> _REQUIRED ACTION_:
Please copy exactly the lines from the top of the data through the line containing "One table from", and nothing else.

> _RECORD EXTRACTS_:
● ● ●

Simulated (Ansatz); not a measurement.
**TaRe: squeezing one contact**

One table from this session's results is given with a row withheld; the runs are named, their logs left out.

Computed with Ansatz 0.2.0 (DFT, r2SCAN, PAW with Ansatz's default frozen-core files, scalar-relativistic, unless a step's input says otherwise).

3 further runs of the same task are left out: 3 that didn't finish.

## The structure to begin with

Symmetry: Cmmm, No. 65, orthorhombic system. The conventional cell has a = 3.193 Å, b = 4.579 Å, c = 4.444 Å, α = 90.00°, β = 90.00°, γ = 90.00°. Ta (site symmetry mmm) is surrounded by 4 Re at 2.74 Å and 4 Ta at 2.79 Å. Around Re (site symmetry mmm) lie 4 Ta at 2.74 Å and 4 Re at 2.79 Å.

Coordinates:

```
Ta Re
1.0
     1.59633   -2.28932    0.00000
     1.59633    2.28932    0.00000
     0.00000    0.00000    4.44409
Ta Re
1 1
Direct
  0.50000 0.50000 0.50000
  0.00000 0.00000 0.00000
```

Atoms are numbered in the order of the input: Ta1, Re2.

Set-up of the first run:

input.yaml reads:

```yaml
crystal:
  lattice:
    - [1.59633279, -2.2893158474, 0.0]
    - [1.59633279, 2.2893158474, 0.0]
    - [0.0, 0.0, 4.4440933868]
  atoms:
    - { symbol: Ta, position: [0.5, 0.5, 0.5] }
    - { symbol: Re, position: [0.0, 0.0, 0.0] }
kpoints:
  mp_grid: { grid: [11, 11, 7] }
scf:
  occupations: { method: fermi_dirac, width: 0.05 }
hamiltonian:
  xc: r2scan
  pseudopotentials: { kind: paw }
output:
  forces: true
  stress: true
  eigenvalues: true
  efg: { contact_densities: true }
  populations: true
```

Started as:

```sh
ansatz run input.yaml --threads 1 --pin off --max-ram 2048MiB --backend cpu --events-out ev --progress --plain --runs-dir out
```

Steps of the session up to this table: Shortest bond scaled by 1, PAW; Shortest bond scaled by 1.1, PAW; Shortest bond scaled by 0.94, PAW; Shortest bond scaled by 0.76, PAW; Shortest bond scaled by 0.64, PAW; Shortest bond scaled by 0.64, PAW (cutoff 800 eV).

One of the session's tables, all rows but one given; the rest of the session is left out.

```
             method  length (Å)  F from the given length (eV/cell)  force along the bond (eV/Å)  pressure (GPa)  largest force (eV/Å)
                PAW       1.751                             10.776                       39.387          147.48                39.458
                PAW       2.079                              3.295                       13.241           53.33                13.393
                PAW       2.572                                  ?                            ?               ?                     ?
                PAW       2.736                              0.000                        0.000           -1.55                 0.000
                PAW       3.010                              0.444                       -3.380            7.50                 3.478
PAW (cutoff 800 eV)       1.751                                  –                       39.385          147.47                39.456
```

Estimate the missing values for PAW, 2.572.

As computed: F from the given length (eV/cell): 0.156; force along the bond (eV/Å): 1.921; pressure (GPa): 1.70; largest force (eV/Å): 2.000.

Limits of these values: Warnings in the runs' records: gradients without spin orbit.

● ● ●

> _TASK RESPONSE_:
Simulated (Ansatz); not a measurement.
**TaRe: squeezing one contact**

One table from this session's results is given with a row withheld; the runs are named, their logs left out.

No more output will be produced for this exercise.